*Data under study*:
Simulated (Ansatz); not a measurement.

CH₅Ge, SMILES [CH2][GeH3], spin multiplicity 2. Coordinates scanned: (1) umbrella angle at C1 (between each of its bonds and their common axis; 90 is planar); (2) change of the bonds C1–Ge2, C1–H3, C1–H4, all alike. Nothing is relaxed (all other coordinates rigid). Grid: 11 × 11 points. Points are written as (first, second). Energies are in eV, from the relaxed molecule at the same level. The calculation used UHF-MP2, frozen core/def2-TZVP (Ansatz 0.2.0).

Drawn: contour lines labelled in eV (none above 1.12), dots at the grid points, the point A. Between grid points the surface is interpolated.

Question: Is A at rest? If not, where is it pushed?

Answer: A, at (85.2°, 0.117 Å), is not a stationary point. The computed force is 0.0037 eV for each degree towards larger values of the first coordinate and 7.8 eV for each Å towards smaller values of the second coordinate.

*Work request*:
Which lines run from the one holding "CH₅Ge, SMILES [CH2][GeH3], spin" through the one holding "Question: Is A" in the records above? Repeat them exactly, both included, and nothing more.

*Result*:
CH₅Ge, SMILES [CH2][GeH3], spin multiplicity 2. Coordinates scanned: (1) umbrella angle at C1 (between each of its bonds and their common axis; 90 is planar); (2) change of the bonds C1–Ge2, C1–H3, C1–H4, all alike. Nothing is relaxed (all other coordinates rigid). Grid: 11 × 11 points. Points are written as (first, second). Energies are in eV, from the relaxed molecule at the same level. The calculation used UHF-MP2, frozen core/def2-TZVP (Ansatz 0.2.0).

Drawn: contour lines labelled in eV (none above 1.12), dots at the grid points, the point A. Between grid points the surface is interpolated.

Question: Is A at rest? If not, where is it pushed?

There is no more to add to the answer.